→ **PROVIDED DATA**:
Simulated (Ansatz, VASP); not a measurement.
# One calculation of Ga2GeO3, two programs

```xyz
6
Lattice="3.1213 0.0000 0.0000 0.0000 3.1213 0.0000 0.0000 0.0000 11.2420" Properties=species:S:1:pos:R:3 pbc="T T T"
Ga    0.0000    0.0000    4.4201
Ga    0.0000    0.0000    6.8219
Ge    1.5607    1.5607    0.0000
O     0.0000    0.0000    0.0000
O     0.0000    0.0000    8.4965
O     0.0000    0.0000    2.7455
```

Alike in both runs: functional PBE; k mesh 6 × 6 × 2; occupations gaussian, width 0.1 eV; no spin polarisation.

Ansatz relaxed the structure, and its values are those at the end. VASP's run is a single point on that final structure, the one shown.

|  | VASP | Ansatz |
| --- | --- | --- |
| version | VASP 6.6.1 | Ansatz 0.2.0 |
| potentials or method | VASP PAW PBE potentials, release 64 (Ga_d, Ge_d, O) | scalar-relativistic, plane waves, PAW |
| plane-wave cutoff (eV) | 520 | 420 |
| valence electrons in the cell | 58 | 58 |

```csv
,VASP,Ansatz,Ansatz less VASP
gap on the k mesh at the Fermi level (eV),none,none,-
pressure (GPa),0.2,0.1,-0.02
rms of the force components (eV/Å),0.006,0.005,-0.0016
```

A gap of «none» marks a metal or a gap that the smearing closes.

→ **WORK ITEM**: When you retype the data above, start at its first line, stop after the line containing "waves, PAW |", and leave out everything else.

→ **EXERCISE ANSWER**:
Simulated (Ansatz, VASP); not a measurement.
# One calculation of Ga2GeO3, two programs

```xyz
6
Lattice="3.1213 0.0000 0.0000 0.0000 3.1213 0.0000 0.0000 0.0000 11.2420" Properties=species:S:1:pos:R:3 pbc="T T T"
Ga    0.0000    0.0000    4.4201
Ga    0.0000    0.0000    6.8219
Ge    1.5607    1.5607    0.0000
O     0.0000    0.0000    0.0000
O     0.0000    0.0000    8.4965
O     0.0000    0.0000    2.7455
```

Alike in both runs: functional PBE; k mesh 6 × 6 × 2; occupations gaussian, width 0.1 eV; no spin polarisation.

Ansatz relaxed the structure, and its values are those at the end. VASP's run is a single point on that final structure, the one shown.

|  | VASP | Ansatz |
| --- | --- | --- |
| version | VASP 6.6.1 | Ansatz 0.2.0 |
| potentials or method | VASP PAW PBE potentials, release 64 (Ga_d, Ge_d, O) | scalar-relativistic, plane waves, PAW |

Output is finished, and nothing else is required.